INFORMATION GIVEN:
BEGIN

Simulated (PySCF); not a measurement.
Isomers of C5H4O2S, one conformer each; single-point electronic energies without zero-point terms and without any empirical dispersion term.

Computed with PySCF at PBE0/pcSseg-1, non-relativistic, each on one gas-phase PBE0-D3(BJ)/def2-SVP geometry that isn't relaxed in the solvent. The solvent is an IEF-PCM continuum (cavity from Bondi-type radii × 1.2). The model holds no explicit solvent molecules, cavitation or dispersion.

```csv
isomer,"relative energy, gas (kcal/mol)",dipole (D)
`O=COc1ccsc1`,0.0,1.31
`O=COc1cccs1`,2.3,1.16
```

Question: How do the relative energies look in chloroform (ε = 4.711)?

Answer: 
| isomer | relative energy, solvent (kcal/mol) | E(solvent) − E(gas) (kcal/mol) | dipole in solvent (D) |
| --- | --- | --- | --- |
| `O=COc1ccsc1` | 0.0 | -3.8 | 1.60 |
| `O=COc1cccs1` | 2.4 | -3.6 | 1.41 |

END

ACTION ITEM:
Only an exact copy of all the data will do as the answer.

EXPECTED ANSWER:
Simulated (PySCF); not a measurement.
Isomers of C5H4O2S, one conformer each; single-point electronic energies without zero-point terms and without any empirical dispersion term.

Computed with PySCF at PBE0/pcSseg-1, non-relativistic, each on one gas-phase PBE0-D3(BJ)/def2-SVP geometry that isn't relaxed in the solvent. The solvent is an IEF-PCM continuum (cavity from Bondi-type radii × 1.2). The model holds no explicit solvent molecules, cavitation or dispersion.

```csv
isomer,"relative energy, gas (kcal/mol)",dipole (D)
`O=COc1ccsc1`,0.0,1.31
`O=COc1cccs1`,2.3,1.16
```

Question: How do the relative energies look in chloroform (ε = 4.711)?

Answer: 
| isomer | relative energy, solvent (kcal/mol) | E(solvent) − E(gas) (kcal/mol) | dipole in solvent (D) |
| --- | --- | --- | --- |
| `O=COc1ccsc1` | 0.0 | -3.8 | 1.60 |
| `O=COc1cccs1` | 2.4 | -3.6 | 1.41 |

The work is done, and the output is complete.